Segment Start: Records provided

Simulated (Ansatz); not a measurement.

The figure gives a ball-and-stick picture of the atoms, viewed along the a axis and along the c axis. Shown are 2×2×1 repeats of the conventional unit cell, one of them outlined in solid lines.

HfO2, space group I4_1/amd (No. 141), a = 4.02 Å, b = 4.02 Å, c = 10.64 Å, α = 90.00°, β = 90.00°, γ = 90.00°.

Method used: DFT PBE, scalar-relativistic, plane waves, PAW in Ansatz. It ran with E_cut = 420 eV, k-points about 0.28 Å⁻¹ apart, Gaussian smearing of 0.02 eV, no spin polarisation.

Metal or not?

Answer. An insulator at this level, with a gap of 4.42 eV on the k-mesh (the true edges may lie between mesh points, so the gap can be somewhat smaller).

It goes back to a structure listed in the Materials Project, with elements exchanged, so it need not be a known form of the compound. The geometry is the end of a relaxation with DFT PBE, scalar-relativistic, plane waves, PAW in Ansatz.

Segment End: Records provided

-- Exercise --
What you give back must match the material exactly, beginning with its first line and ending with the line holding "Answer. An insulator".

-- Written response --
Simulated (Ansatz); not a measurement.

The figure gives a ball-and-stick picture of the atoms, viewed along the a axis and along the c axis. Shown are 2×2×1 repeats of the conventional unit cell, one of them outlined in solid lines.

HfO2, space group I4_1/amd (No. 141), a = 4.02 Å, b = 4.02 Å, c = 10.64 Å, α = 90.00°, β = 90.00°, γ = 90.00°.

Method used: DFT PBE, scalar-relativistic, plane waves, PAW in Ansatz. It ran with E_cut = 420 eV, k-points about 0.28 Å⁻¹ apart, Gaussian smearing of 0.02 eV, no spin polarisation.

Metal or not?

Answer. An insulator at this level, with a gap of 4.42 eV on the k-mesh (the true edges may lie between mesh points, so the gap can be somewhat smaller).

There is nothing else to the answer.